● Work order
Look in the material below for the line holding "# Mg: electron". Set it down exactly, with each later line up to and including the line holding "The contact density".

______________________________
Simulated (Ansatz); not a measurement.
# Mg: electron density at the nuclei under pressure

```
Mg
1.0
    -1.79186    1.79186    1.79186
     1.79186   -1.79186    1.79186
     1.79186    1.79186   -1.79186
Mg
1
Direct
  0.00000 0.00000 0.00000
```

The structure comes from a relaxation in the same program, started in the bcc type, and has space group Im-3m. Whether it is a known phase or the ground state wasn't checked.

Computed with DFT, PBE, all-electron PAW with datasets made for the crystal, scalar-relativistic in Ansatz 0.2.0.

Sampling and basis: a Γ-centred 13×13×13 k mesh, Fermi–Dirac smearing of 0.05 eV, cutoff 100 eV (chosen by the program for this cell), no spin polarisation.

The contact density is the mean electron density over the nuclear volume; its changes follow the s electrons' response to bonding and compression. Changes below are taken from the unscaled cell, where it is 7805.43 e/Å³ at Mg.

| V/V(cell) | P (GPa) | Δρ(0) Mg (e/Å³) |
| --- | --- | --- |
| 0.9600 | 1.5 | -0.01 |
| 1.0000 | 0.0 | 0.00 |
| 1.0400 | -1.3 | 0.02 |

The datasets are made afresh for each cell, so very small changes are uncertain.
______________________________

● Written solution
# Mg: electron density at the nuclei under pressure

```
Mg
1.0
    -1.79186    1.79186    1.79186
     1.79186   -1.79186    1.79186
     1.79186    1.79186   -1.79186
Mg
1
Direct
  0.00000 0.00000 0.00000
```

The structure comes from a relaxation in the same program, started in the bcc type, and has space group Im-3m. Whether it is a known phase or the ground state wasn't checked.

Computed with DFT, PBE, all-electron PAW with datasets made for the crystal, scalar-relativistic in Ansatz 0.2.0.

Sampling and basis: a Γ-centred 13×13×13 k mesh, Fermi–Dirac smearing of 0.05 eV, cutoff 100 eV (chosen by the program for this cell), no spin polarisation.

The contact density is the mean electron density over the nuclear volume; its changes follow the s electrons' response to bonding and compression. Changes below are taken from the unscaled cell, where it is 7805.43 e/Å³ at Mg.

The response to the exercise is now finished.